**** EXTRACTED DATA
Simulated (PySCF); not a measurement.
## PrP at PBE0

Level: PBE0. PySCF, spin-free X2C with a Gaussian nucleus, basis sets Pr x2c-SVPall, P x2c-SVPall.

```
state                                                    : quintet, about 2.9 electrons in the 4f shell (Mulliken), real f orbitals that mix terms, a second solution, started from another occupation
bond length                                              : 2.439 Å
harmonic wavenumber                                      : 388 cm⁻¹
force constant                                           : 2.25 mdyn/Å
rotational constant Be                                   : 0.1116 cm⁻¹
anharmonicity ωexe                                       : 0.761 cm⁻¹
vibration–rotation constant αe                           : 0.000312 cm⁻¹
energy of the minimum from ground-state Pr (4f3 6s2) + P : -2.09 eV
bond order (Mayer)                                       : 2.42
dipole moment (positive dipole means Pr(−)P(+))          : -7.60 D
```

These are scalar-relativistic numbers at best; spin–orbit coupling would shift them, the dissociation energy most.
********

_EXERCISE_
Retype the records that precede this task, keeping them exactly the same.

_ANSWER AREA_
Simulated (PySCF); not a measurement.
## PrP at PBE0

Level: PBE0. PySCF, spin-free X2C with a Gaussian nucleus, basis sets Pr x2c-SVPall, P x2c-SVPall.

```
state                                                    : quintet, about 2.9 electrons in the 4f shell (Mulliken), real f orbitals that mix terms, a second solution, started from another occupation
bond length                                              : 2.439 Å
harmonic wavenumber                                      : 388 cm⁻¹
force constant                                           : 2.25 mdyn/Å
rotational constant Be                                   : 0.1116 cm⁻¹
anharmonicity ωexe                                       : 0.761 cm⁻¹
vibration–rotation constant αe                           : 0.000312 cm⁻¹
energy of the minimum from ground-state Pr (4f3 6s2) + P : -2.09 eV
bond order (Mayer)                                       : 2.42
dipole moment (positive dipole means Pr(−)P(+))          : -7.60 D
```

These are scalar-relativistic numbers at best; spin–orbit coupling would shift them, the dissociation energy most.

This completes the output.